+++++

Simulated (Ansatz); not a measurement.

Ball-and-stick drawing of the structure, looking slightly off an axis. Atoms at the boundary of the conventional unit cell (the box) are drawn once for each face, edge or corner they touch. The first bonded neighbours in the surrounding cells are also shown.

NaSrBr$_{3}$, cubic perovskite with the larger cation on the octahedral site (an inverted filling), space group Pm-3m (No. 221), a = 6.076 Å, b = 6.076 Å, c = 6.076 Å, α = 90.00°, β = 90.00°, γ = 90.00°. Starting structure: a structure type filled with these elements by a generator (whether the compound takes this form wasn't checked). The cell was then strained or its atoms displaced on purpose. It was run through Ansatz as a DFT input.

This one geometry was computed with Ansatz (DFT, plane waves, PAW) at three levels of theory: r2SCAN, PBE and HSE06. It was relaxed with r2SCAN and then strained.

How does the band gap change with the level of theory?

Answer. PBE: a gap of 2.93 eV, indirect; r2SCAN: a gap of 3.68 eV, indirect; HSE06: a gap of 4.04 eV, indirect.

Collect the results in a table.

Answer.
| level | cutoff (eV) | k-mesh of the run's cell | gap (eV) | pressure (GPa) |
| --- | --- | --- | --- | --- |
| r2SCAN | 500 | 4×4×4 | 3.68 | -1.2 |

+++++

§ **TASK ITEM**:
Having read the entries above, restate them all word for word.

§ **WRITTEN SOLUTION**:
Simulated (Ansatz); not a measurement.

Ball-and-stick drawing of the structure, looking slightly off an axis. Atoms at the boundary of the conventional unit cell (the box) are drawn once for each face, edge or corner they touch. The first bonded neighbours in the surrounding cells are also shown.

NaSrBr$_{3}$, cubic perovskite with the larger cation on the octahedral site (an inverted filling), space group Pm-3m (No. 221), a = 6.076 Å, b = 6.076 Å, c = 6.076 Å, α = 90.00°, β = 90.00°, γ = 90.00°. Starting structure: a structure type filled with these elements by a generator (whether the compound takes this form wasn't checked). The cell was then strained or its atoms displaced on purpose. It was run through Ansatz as a DFT input.

This one geometry was computed with Ansatz (DFT, plane waves, PAW) at three levels of theory: r2SCAN, PBE and HSE06. It was relaxed with r2SCAN and then strained.

How does the band gap change with the level of theory?

Answer. PBE: a gap of 2.93 eV, indirect; r2SCAN: a gap of 3.68 eV, indirect; HSE06: a gap of 4.04 eV, indirect.

Collect the results in a table.

Answer.
| level | cutoff (eV) | k-mesh of the run's cell | gap (eV) | pressure (GPa) |
| --- | --- | --- | --- | --- |
| r2SCAN | 500 | 4×4×4 | 3.68 | -1.2 |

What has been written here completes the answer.